### Provided records
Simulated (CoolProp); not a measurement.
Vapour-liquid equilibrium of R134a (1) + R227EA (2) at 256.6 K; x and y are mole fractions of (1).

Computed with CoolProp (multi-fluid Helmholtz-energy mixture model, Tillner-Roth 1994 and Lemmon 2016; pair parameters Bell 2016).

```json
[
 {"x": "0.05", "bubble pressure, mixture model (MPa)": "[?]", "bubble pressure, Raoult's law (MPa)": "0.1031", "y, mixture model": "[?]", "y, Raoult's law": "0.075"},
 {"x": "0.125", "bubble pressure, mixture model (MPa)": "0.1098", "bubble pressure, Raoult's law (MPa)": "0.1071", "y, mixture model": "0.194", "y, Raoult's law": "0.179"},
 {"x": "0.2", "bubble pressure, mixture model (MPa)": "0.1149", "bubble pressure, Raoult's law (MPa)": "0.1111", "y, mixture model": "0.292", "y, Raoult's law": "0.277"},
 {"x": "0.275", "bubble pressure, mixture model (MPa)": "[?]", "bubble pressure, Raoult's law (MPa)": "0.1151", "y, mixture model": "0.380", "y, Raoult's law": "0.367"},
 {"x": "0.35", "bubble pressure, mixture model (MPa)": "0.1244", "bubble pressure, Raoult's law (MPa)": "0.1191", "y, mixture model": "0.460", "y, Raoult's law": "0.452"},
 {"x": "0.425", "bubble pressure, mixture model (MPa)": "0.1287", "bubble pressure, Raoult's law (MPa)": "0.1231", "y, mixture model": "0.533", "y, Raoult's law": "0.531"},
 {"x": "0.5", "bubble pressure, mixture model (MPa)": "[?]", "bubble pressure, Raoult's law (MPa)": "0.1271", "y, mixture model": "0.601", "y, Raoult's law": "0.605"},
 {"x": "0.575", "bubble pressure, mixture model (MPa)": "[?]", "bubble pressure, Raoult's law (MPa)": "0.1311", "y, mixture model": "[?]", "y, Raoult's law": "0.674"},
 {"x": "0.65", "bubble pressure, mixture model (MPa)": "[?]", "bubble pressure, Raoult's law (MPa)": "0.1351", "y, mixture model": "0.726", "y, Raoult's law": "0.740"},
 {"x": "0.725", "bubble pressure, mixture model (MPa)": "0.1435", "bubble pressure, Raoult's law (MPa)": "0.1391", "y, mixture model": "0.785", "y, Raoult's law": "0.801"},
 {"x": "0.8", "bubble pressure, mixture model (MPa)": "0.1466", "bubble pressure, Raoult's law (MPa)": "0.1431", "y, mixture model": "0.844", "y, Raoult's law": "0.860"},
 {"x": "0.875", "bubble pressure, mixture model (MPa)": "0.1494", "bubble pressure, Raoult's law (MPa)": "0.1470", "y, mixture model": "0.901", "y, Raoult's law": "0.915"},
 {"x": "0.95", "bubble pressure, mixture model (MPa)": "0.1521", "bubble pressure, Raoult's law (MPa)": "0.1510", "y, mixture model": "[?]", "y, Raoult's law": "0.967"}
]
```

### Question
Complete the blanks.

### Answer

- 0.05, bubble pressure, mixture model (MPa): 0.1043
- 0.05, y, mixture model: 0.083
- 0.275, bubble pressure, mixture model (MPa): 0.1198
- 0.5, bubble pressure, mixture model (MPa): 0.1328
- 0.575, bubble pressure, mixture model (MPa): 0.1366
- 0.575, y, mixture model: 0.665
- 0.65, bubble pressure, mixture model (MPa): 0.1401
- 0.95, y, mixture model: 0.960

### Work task
Repeat word for word every line from the start of the entries to the line holding "Vapour-liquid equilibrium of", inclusive, and nothing else.

### Answer box
Simulated (CoolProp); not a measurement.
Vapour-liquid equilibrium of R134a (1) + R227EA (2) at 256.6 K; x and y are mole fractions of (1).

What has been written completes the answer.